## [Work task]
Each line from the start of the records through the line containing "system as given**" is to be transcribed exactly, and no other line is to be included.

## [Record excerpts]
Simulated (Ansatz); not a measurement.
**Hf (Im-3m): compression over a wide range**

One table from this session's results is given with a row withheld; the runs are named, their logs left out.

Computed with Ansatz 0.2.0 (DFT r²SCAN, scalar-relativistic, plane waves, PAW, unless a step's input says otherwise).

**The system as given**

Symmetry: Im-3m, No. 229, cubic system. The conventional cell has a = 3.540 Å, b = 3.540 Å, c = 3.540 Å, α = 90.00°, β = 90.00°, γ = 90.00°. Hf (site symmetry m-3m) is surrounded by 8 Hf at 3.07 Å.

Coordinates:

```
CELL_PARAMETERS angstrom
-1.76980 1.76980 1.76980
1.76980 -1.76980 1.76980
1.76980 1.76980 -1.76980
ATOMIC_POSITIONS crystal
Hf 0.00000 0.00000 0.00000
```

## [Exercise solution]
Simulated (Ansatz); not a measurement.
**Hf (Im-3m): compression over a wide range**

One table from this session's results is given with a row withheld; the runs are named, their logs left out.

Computed with Ansatz 0.2.0 (DFT r²SCAN, scalar-relativistic, plane waves, PAW, unless a step's input says otherwise).

**The system as given**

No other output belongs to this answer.